══ DATASET EXCERPTS ══

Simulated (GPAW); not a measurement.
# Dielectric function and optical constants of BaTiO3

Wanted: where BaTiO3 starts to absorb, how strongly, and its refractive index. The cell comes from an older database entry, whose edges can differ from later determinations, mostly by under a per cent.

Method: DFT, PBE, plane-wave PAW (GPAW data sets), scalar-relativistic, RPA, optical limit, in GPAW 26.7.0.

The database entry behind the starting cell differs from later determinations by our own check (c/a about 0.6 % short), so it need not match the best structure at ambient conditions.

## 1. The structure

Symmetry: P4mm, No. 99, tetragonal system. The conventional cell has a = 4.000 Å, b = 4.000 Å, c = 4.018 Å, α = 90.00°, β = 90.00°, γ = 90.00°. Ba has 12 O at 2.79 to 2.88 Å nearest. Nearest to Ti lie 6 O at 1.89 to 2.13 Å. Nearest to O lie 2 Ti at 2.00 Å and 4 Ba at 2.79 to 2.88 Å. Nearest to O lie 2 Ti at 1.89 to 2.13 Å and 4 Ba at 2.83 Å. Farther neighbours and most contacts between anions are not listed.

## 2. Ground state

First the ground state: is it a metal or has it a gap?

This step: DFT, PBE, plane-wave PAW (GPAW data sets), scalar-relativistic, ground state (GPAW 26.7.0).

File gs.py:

═══

(ASSIGNMENT) Going back to the entries above, set down exactly the lines that begin at the one with "The database entry" and end at the one with "This step: DFT, PBE, plane-wave", both included, and nothing else.

(TASK RESULT)
The database entry behind the starting cell differs from later determinations by our own check (c/a about 0.6 % short), so it need not match the best structure at ambient conditions.

## 1. The structure

Symmetry: P4mm, No. 99, tetragonal system. The conventional cell has a = 4.000 Å, b = 4.000 Å, c = 4.018 Å, α = 90.00°, β = 90.00°, γ = 90.00°. Ba has 12 O at 2.79 to 2.88 Å nearest. Nearest to Ti lie 6 O at 1.89 to 2.13 Å. Nearest to O lie 2 Ti at 2.00 Å and 4 Ba at 2.79 to 2.88 Å. Nearest to O lie 2 Ti at 1.89 to 2.13 Å and 4 Ba at 2.83 Å. Farther neighbours and most contacts between anions are not listed.

## 2. Ground state

First the ground state: is it a metal or has it a gap?

This step: DFT, PBE, plane-wave PAW (GPAW data sets), scalar-relativistic, ground state (GPAW 26.7.0).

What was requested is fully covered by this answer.